··········
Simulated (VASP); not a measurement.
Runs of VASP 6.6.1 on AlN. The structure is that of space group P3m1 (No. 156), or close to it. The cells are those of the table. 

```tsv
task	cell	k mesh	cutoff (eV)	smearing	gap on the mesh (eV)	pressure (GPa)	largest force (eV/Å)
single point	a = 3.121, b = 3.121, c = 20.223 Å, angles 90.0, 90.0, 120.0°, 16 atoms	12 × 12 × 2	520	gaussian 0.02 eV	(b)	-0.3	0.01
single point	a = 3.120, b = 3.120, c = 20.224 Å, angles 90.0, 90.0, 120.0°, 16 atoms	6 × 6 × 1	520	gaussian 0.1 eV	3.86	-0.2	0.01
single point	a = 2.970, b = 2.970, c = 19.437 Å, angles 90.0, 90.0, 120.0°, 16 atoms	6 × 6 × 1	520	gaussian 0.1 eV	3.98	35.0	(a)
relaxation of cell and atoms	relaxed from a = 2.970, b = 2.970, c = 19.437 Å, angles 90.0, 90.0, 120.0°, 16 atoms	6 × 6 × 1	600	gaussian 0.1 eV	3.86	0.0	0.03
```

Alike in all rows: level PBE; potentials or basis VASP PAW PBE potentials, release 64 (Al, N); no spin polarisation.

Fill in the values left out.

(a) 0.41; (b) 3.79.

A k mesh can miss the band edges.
··········

— Activity —
Transcribe the material exactly as it reads.

— Task result —
Simulated (VASP); not a measurement.
Runs of VASP 6.6.1 on AlN. The structure is that of space group P3m1 (No. 156), or close to it. The cells are those of the table. 

```tsv
task	cell	k mesh	cutoff (eV)	smearing	gap on the mesh (eV)	pressure (GPa)	largest force (eV/Å)
single point	a = 3.121, b = 3.121, c = 20.223 Å, angles 90.0, 90.0, 120.0°, 16 atoms	12 × 12 × 2	520	gaussian 0.02 eV	(b)	-0.3	0.01
single point	a = 3.120, b = 3.120, c = 20.224 Å, angles 90.0, 90.0, 120.0°, 16 atoms	6 × 6 × 1	520	gaussian 0.1 eV	3.86	-0.2	0.01
single point	a = 2.970, b = 2.970, c = 19.437 Å, angles 90.0, 90.0, 120.0°, 16 atoms	6 × 6 × 1	520	gaussian 0.1 eV	3.98	35.0	(a)
relaxation of cell and atoms	relaxed from a = 2.970, b = 2.970, c = 19.437 Å, angles 90.0, 90.0, 120.0°, 16 atoms	6 × 6 × 1	600	gaussian 0.1 eV	3.86	0.0	0.03
```

Alike in all rows: level PBE; potentials or basis VASP PAW PBE potentials, release 64 (Al, N); no spin polarisation.

Fill in the values left out.

(a) 0.41; (b) 3.79.

A k mesh can miss the band edges.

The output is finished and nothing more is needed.